* _Task item_: The data below is to be repeated in full, exactly as shown.

+===+

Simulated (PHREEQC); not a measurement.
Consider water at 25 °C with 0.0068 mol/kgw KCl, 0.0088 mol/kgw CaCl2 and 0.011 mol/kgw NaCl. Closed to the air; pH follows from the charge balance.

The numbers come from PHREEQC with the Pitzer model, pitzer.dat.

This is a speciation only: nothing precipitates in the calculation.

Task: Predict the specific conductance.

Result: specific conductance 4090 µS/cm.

+===+

* _Written reply_:
Simulated (PHREEQC); not a measurement.
Consider water at 25 °C with 0.0068 mol/kgw KCl, 0.0088 mol/kgw CaCl2 and 0.011 mol/kgw NaCl. Closed to the air; pH follows from the charge balance.

The numbers come from PHREEQC with the Pitzer model, pitzer.dat.

This is a speciation only: nothing precipitates in the calculation.

Task: Predict the specific conductance.

Result: specific conductance 4090 µS/cm.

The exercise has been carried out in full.